*****

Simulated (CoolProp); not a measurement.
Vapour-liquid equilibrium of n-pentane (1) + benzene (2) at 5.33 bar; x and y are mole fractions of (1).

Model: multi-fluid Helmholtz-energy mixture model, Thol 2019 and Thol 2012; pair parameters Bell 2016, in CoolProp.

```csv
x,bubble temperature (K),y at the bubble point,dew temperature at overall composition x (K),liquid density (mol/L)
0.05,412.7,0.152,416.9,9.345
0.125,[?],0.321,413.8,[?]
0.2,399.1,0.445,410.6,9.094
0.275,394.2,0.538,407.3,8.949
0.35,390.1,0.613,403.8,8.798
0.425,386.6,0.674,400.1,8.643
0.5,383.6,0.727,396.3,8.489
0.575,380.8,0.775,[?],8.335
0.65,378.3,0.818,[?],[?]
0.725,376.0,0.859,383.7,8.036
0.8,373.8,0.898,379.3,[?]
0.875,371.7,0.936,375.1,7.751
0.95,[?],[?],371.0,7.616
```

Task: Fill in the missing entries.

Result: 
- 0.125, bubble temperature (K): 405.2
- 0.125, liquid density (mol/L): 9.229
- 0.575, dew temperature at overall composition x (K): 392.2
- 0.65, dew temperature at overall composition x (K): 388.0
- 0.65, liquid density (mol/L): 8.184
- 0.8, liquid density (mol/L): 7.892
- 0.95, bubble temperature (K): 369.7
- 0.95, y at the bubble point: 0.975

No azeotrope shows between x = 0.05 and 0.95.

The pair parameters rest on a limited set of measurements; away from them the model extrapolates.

*****

In the listing above, locate the line containing "- 0.65, liquid density (mol/L): 8.184" and the line containing "No azeotrope shows between x = 0.05 and 0.95.". Extract those two lines and every line between them, exactly as written, and only those.

§ Answer area
- 0.65, liquid density (mol/L): 8.184
- 0.8, liquid density (mol/L): 7.892
- 0.95, bubble temperature (K): 369.7
- 0.95, y at the bubble point: 0.975

No azeotrope shows between x = 0.05 and 0.95.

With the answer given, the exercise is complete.